## Work instruction
Lines below starting with the line with "Solution. (a) 9.4; (b) 0.04; (c) 0.02." and going on through the line with "Caveats: semilocal functionals" must be output exactly; the rest of the records must be left out.

## Dataset excerpts
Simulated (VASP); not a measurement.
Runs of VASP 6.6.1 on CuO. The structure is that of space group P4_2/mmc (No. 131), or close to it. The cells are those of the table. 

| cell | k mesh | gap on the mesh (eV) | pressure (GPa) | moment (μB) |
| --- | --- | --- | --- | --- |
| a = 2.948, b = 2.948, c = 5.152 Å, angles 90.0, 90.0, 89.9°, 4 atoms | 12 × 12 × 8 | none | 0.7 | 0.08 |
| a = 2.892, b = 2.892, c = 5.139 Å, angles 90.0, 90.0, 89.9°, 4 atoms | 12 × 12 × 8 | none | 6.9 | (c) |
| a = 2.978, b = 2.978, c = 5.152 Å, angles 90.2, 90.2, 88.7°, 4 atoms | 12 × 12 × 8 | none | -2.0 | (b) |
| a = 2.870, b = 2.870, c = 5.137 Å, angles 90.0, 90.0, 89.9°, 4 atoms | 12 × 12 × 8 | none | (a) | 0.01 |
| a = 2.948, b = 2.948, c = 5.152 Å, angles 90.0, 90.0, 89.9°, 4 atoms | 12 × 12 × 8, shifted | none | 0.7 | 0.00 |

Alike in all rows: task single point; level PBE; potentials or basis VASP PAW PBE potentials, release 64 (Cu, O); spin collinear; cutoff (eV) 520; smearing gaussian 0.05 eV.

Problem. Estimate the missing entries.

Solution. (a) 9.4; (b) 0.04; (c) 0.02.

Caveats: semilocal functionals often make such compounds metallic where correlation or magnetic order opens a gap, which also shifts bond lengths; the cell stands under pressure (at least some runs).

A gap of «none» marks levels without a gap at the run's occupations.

## Answer space
Solution. (a) 9.4; (b) 0.04; (c) 0.02.

Caveats: semilocal functionals often make such compounds metallic where correlation or magnetic order opens a gap, which also shifts bond lengths; the cell stands under pressure (at least some runs).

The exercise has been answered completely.